Activity >>
Below are records; please set down exactly the lines from the first through the one containing "The structure derives".

Source information >>
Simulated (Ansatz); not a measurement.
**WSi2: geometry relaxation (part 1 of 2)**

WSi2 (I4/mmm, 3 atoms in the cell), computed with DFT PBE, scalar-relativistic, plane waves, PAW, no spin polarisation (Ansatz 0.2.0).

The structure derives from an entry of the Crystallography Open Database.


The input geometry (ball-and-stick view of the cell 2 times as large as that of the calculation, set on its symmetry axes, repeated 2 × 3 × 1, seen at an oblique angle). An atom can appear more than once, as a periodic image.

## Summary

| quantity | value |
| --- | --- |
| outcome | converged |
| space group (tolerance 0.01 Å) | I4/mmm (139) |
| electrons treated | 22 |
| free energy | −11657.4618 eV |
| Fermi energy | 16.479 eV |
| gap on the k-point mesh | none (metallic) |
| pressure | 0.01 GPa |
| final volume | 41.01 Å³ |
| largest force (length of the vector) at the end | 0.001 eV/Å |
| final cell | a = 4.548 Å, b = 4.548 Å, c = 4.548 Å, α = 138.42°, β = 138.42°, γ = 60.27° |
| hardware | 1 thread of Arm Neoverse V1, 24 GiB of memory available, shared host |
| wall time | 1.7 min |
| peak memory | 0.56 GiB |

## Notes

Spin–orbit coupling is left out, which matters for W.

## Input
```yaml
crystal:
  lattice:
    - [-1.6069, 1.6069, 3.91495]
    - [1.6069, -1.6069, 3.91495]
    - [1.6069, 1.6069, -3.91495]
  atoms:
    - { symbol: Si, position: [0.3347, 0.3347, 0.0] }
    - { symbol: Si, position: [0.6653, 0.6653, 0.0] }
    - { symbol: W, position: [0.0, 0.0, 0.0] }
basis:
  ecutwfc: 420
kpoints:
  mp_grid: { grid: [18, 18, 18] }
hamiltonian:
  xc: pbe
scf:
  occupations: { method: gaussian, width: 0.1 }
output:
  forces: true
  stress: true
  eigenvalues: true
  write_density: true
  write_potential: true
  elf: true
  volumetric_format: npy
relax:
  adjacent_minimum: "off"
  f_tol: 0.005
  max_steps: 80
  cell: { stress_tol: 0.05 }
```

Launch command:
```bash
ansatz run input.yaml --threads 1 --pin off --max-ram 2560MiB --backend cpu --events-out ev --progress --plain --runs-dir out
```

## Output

Response box >>
Simulated (Ansatz); not a measurement.
**WSi2: geometry relaxation (part 1 of 2)**

WSi2 (I4/mmm, 3 atoms in the cell), computed with DFT PBE, scalar-relativistic, plane waves, PAW, no spin polarisation (Ansatz 0.2.0).

The structure derives from an entry of the Crystallography Open Database.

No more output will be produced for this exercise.